GIVEN DATA:
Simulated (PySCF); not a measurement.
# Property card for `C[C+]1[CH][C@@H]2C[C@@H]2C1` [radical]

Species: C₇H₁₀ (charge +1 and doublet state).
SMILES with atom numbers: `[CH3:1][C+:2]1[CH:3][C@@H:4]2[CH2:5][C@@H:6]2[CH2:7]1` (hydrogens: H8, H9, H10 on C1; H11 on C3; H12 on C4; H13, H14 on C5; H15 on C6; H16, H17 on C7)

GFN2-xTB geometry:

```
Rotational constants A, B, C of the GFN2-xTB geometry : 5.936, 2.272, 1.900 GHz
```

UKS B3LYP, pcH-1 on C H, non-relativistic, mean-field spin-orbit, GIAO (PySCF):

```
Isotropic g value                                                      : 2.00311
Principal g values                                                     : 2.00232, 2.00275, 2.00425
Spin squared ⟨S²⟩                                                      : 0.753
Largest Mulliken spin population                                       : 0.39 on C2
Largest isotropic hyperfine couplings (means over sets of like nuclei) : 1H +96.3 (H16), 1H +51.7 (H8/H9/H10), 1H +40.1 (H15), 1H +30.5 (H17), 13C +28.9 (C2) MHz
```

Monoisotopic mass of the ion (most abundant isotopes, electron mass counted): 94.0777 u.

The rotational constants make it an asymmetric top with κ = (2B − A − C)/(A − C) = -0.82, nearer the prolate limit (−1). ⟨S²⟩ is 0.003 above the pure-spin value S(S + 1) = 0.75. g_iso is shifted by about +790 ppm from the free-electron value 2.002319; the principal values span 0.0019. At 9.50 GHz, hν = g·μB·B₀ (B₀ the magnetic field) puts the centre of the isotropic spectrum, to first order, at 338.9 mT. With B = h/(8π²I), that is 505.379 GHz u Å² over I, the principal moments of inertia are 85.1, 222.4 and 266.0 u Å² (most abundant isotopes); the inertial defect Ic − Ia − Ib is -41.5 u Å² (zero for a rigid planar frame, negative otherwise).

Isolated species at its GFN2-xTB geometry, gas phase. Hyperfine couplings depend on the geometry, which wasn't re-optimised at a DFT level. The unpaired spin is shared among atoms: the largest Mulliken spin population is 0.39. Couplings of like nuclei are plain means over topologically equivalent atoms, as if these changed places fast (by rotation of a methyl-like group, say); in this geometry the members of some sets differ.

WORK INSTRUCTION: Reproduce only what lies between the start of the listing above and the end of the line containing "Monoisotopic mass of", keeping every line exact.

RESPONSE BOX:
Simulated (PySCF); not a measurement.
# Property card for `C[C+]1[CH][C@@H]2C[C@@H]2C1` [radical]

Species: C₇H₁₀ (charge +1 and doublet state).
SMILES with atom numbers: `[CH3:1][C+:2]1[CH:3][C@@H:4]2[CH2:5][C@@H:6]2[CH2:7]1` (hydrogens: H8, H9, H10 on C1; H11 on C3; H12 on C4; H13, H14 on C5; H15 on C6; H16, H17 on C7)

GFN2-xTB geometry:

```
Rotational constants A, B, C of the GFN2-xTB geometry : 5.936, 2.272, 1.900 GHz
```

UKS B3LYP, pcH-1 on C H, non-relativistic, mean-field spin-orbit, GIAO (PySCF):

```
Isotropic g value                                                      : 2.00311
Principal g values                                                     : 2.00232, 2.00275, 2.00425
Spin squared ⟨S²⟩                                                      : 0.753
Largest Mulliken spin population                                       : 0.39 on C2
Largest isotropic hyperfine couplings (means over sets of like nuclei) : 1H +96.3 (H16), 1H +51.7 (H8/H9/H10), 1H +40.1 (H15), 1H +30.5 (H17), 13C +28.9 (C2) MHz
```

Monoisotopic mass of the ion (most abundant isotopes, electron mass counted): 94.0777 u.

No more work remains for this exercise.